• _GIVEN RECORDS_
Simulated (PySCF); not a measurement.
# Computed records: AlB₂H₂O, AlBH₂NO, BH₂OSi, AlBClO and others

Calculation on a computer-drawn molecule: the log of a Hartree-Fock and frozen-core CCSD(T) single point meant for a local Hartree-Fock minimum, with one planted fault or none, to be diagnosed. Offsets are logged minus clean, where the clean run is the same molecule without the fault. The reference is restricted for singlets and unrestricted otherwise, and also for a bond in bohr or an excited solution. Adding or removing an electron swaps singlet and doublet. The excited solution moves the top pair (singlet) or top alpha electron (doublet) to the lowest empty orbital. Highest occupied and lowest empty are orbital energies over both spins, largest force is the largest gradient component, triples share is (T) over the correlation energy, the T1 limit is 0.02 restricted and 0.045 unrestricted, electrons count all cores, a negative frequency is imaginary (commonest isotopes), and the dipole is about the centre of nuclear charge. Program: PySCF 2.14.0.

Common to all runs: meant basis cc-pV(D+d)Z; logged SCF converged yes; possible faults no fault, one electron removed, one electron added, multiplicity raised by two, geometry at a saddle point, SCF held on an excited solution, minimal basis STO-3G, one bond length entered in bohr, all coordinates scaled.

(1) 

• _WORK ITEM_
Exact duplication is required for the lines above, from the line that contains "# Computed records: AlB₂H₂O, AlBH₂NO, BH₂OSi, AlBClO" to the line that contains "Common to all", inclusive; omit all others.

• _TASK OUTPUT_
# Computed records: AlB₂H₂O, AlBH₂NO, BH₂OSi, AlBClO and others

Calculation on a computer-drawn molecule: the log of a Hartree-Fock and frozen-core CCSD(T) single point meant for a local Hartree-Fock minimum, with one planted fault or none, to be diagnosed. Offsets are logged minus clean, where the clean run is the same molecule without the fault. The reference is restricted for singlets and unrestricted otherwise, and also for a bond in bohr or an excited solution. Adding or removing an electron swaps singlet and doublet. The excited solution moves the top pair (singlet) or top alpha electron (doublet) to the lowest empty orbital. Highest occupied and lowest empty are orbital energies over both spins, largest force is the largest gradient component, triples share is (T) over the correlation energy, the T1 limit is 0.02 restricted and 0.045 unrestricted, electrons count all cores, a negative frequency is imaginary (commonest isotopes), and the dipole is about the centre of nuclear charge. Program: PySCF 2.14.0.

Common to all runs: meant basis cc-pV(D+d)Z; logged SCF converged yes; possible faults no fault, one electron removed, one electron added, multiplicity raised by two, geometry at a saddle point, SCF held on an excited solution, minimal basis STO-3G, one bond length entered in bohr, all coordinates scaled.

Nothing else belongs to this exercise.